Work request - Only an exact repetition of the entries will do.

Information supplied -
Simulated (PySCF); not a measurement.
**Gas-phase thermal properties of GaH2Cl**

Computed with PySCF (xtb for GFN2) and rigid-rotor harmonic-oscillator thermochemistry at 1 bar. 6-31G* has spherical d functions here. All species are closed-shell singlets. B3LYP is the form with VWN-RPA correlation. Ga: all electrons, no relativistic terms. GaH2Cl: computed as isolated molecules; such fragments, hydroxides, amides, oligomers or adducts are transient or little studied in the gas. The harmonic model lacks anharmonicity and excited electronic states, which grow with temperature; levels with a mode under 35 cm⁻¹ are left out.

Your solution -
Simulated (PySCF); not a measurement.
**Gas-phase thermal properties of GaH2Cl**

Computed with PySCF (xtb for GFN2) and rigid-rotor harmonic-oscillator thermochemistry at 1 bar. 6-31G* has spherical d functions here. All species are closed-shell singlets. B3LYP is the form with VWN-RPA correlation. Ga: all electrons, no relativistic terms. GaH2Cl: computed as isolated molecules; such fragments, hydroxides, amides, oligomers or adducts are transient or little studied in the gas. The harmonic model lacks anharmonicity and excited electronic states, which grow with temperature; levels with a mode under 35 cm⁻¹ are left out.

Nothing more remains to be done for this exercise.